Work request
Once you find the line with "Question: What is" in the data that follows, repeat it and every line after it exactly, through the line with "Question: Charges +1, 0, -1".

**** Extracted records

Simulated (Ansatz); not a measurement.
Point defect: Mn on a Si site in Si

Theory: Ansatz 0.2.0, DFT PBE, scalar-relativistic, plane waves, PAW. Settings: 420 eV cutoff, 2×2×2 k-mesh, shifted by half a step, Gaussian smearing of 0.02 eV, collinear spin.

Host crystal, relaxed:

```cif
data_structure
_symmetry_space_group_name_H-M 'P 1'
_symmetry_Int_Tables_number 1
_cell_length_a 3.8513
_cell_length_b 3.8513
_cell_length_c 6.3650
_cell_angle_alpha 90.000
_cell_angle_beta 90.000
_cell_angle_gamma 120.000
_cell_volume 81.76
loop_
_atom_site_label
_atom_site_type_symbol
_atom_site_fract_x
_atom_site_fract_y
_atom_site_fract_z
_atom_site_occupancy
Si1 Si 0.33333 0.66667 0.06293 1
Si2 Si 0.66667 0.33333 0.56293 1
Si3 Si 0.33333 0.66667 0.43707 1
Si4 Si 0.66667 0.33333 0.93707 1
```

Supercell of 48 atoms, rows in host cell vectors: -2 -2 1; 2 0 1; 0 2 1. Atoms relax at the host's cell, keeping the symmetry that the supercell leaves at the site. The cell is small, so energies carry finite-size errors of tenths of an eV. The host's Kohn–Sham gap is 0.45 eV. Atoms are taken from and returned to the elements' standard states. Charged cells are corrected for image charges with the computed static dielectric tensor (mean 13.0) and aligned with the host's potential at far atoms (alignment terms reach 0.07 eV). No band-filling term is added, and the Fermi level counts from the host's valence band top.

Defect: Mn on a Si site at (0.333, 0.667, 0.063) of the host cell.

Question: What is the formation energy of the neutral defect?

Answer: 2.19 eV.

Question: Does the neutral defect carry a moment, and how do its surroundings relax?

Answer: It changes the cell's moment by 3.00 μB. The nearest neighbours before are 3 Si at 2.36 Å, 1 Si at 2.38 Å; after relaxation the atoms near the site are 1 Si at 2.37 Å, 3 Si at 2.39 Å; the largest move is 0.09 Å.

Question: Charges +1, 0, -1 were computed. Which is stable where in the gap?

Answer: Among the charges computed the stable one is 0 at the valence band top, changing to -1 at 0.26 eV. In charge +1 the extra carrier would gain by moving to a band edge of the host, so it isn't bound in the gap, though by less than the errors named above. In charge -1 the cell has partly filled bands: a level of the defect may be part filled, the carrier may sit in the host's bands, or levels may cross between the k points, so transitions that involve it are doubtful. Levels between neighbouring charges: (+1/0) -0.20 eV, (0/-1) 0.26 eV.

********

Exercise solution
Question: What is the formation energy of the neutral defect?

Answer: 2.19 eV.

Question: Does the neutral defect carry a moment, and how do its surroundings relax?

Answer: It changes the cell's moment by 3.00 μB. The nearest neighbours before are 3 Si at 2.36 Å, 1 Si at 2.38 Å; after relaxation the atoms near the site are 1 Si at 2.37 Å, 3 Si at 2.39 Å; the largest move is 0.09 Å.

Question: Charges +1, 0, -1 were computed. Which is stable where in the gap?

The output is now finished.